Activity: Here are some entries. Repeat all of them exactly.

Data:
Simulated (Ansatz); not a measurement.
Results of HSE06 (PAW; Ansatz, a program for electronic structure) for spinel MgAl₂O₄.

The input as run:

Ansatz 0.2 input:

Task response:
Simulated (Ansatz); not a measurement.
Results of HSE06 (PAW; Ansatz, a program for electronic structure) for spinel MgAl₂O₄.

The input as run:

Ansatz 0.2 input:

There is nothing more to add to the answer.